(Material supplied begins)
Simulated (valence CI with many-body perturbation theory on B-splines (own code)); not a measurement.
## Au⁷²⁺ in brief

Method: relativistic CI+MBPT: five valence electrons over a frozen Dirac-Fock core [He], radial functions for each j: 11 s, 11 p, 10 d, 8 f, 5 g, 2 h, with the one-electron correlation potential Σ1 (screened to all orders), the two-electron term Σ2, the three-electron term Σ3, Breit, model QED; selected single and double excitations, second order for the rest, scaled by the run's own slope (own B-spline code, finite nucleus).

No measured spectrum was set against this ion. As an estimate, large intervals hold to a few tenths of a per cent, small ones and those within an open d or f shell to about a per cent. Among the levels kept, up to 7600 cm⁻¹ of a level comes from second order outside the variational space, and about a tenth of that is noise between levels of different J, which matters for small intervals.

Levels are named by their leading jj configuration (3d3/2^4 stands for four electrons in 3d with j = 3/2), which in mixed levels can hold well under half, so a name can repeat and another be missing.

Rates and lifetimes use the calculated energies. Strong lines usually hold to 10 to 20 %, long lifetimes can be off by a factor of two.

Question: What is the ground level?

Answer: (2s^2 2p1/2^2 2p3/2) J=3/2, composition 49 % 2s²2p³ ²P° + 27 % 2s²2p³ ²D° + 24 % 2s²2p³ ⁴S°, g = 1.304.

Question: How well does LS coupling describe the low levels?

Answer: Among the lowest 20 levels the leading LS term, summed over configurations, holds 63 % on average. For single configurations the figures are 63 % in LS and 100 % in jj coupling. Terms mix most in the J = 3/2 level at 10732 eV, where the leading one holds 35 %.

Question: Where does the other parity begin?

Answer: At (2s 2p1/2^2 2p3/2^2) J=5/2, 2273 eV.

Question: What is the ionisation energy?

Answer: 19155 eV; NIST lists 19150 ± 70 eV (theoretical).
(Material supplied ends)

Begin at the line above that has "Levels are named" and stop after the line that has "Question: What is the ionisation energy?", copying each line exactly and adding nothing else.

Levels are named by their leading jj configuration (3d3/2^4 stands for four electrons in 3d with j = 3/2), which in mixed levels can hold well under half, so a name can repeat and another be missing.

Rates and lifetimes use the calculated energies. Strong lines usually hold to 10 to 20 %, long lifetimes can be off by a factor of two.

Question: What is the ground level?

Answer: (2s^2 2p1/2^2 2p3/2) J=3/2, composition 49 % 2s²2p³ ²P° + 27 % 2s²2p³ ²D° + 24 % 2s²2p³ ⁴S°, g = 1.304.

Question: How well does LS coupling describe the low levels?

Answer: Among the lowest 20 levels the leading LS term, summed over configurations, holds 63 % on average. For single configurations the figures are 63 % in LS and 100 % in jj coupling. Terms mix most in the J = 3/2 level at 10732 eV, where the leading one holds 35 %.

Question: Where does the other parity begin?

Answer: At (2s 2p1/2^2 2p3/2^2) J=5/2, 2273 eV.

Question: What is the ionisation energy?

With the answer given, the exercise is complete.